Action item: Each record beneath this line is to be copied exactly.

Given records Start Marker
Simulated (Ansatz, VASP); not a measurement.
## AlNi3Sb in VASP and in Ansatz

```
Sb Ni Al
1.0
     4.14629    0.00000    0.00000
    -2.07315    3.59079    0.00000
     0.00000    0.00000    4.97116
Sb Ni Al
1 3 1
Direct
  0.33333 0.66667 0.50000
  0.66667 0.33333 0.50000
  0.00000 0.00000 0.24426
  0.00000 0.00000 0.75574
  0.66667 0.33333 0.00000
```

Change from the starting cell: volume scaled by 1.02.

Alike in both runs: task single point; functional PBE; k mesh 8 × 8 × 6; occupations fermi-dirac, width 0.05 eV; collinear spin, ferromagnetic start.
Given records End Marker

Task solution:
Simulated (Ansatz, VASP); not a measurement.
## AlNi3Sb in VASP and in Ansatz

```
Sb Ni Al
1.0
     4.14629    0.00000    0.00000
    -2.07315    3.59079    0.00000
     0.00000    0.00000    4.97116
Sb Ni Al
1 3 1
Direct
  0.33333 0.66667 0.50000
  0.66667 0.33333 0.50000
  0.00000 0.00000 0.24426
  0.00000 0.00000 0.75574
  0.66667 0.33333 0.00000
```

Change from the starting cell: volume scaled by 1.02.

Alike in both runs: task single point; functional PBE; k mesh 8 × 8 × 6; occupations fermi-dirac, width 0.05 eV; collinear spin, ferromagnetic start.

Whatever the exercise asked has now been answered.